Exercise
Reproduce this listing from its first line through the line with "A k mesh can", inclusive, leaving out all that follows.

Excerpted records
——————————

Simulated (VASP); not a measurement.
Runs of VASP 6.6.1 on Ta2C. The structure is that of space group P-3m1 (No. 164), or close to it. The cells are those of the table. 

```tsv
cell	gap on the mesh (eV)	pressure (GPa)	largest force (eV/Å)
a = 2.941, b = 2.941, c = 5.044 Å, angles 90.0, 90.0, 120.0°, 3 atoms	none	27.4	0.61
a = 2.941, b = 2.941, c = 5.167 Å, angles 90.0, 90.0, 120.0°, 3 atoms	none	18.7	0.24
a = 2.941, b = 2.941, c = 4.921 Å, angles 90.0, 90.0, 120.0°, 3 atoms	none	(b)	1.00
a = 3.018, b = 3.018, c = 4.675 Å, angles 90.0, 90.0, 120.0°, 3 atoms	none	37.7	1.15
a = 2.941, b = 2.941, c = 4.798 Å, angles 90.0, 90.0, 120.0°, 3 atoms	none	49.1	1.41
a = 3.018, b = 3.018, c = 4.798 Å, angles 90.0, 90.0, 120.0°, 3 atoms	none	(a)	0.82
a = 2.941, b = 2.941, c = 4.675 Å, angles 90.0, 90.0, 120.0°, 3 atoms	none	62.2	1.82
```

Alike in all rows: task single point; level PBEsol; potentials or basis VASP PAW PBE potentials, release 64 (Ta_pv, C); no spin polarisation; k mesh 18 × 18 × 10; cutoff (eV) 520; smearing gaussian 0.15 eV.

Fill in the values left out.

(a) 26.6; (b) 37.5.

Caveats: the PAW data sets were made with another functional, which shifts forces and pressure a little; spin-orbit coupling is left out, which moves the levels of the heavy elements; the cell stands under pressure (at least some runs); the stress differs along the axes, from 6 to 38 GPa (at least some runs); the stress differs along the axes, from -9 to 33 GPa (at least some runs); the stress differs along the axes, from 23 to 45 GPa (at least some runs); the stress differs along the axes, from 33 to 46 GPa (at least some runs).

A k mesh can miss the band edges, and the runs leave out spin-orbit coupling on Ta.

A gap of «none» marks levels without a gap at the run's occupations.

——————————

Solution
Simulated (VASP); not a measurement.
Runs of VASP 6.6.1 on Ta2C. The structure is that of space group P-3m1 (No. 164), or close to it. The cells are those of the table. 

```tsv
cell	gap on the mesh (eV)	pressure (GPa)	largest force (eV/Å)
a = 2.941, b = 2.941, c = 5.044 Å, angles 90.0, 90.0, 120.0°, 3 atoms	none	27.4	0.61
a = 2.941, b = 2.941, c = 5.167 Å, angles 90.0, 90.0, 120.0°, 3 atoms	none	18.7	0.24
a = 2.941, b = 2.941, c = 4.921 Å, angles 90.0, 90.0, 120.0°, 3 atoms	none	(b)	1.00
a = 3.018, b = 3.018, c = 4.675 Å, angles 90.0, 90.0, 120.0°, 3 atoms	none	37.7	1.15
a = 2.941, b = 2.941, c = 4.798 Å, angles 90.0, 90.0, 120.0°, 3 atoms	none	49.1	1.41
a = 3.018, b = 3.018, c = 4.798 Å, angles 90.0, 90.0, 120.0°, 3 atoms	none	(a)	0.82
a = 2.941, b = 2.941, c = 4.675 Å, angles 90.0, 90.0, 120.0°, 3 atoms	none	62.2	1.82
```

Alike in all rows: task single point; level PBEsol; potentials or basis VASP PAW PBE potentials, release 64 (Ta_pv, C); no spin polarisation; k mesh 18 × 18 × 10; cutoff (eV) 520; smearing gaussian 0.15 eV.

Fill in the values left out.

(a) 26.6; (b) 37.5.

Caveats: the PAW data sets were made with another functional, which shifts forces and pressure a little; spin-orbit coupling is left out, which moves the levels of the heavy elements; the cell stands under pressure (at least some runs); the stress differs along the axes, from 6 to 38 GPa (at least some runs); the stress differs along the axes, from -9 to 33 GPa (at least some runs); the stress differs along the axes, from 23 to 45 GPa (at least some runs); the stress differs along the axes, from 33 to 46 GPa (at least some runs).

A k mesh can miss the band edges, and the runs leave out spin-orbit coupling on Ta.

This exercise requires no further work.